Repeat the entries that appear below, exactly and in full.

BEGIN
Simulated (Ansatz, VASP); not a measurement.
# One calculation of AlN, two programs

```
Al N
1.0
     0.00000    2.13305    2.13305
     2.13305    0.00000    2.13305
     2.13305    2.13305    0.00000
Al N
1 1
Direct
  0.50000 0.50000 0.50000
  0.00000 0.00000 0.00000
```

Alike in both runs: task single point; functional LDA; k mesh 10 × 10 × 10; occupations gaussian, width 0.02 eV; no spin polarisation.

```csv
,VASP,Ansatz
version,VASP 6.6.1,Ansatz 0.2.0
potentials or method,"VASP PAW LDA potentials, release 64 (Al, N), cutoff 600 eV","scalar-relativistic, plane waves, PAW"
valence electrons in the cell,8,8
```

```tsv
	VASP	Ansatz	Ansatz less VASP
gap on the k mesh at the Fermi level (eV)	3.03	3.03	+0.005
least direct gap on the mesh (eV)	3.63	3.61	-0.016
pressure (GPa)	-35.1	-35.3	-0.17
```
END

- **Task output**
Simulated (Ansatz, VASP); not a measurement.
# One calculation of AlN, two programs

```
Al N
1.0
     0.00000    2.13305    2.13305
     2.13305    0.00000    2.13305
     2.13305    2.13305    0.00000
Al N
1 1
Direct
  0.50000 0.50000 0.50000
  0.00000 0.00000 0.00000
```

Alike in both runs: task single point; functional LDA; k mesh 10 × 10 × 10; occupations gaussian, width 0.02 eV; no spin polarisation.

```csv
,VASP,Ansatz
version,VASP 6.6.1,Ansatz 0.2.0
potentials or method,"VASP PAW LDA potentials, release 64 (Al, N), cutoff 600 eV","scalar-relativistic, plane waves, PAW"
valence electrons in the cell,8,8
```

```tsv
	VASP	Ansatz	Ansatz less VASP
gap on the k mesh at the Fermi level (eV)	3.03	3.03	+0.005
least direct gap on the mesh (eV)	3.63	3.61	-0.016
pressure (GPa)	-35.1	-35.3	-0.17
```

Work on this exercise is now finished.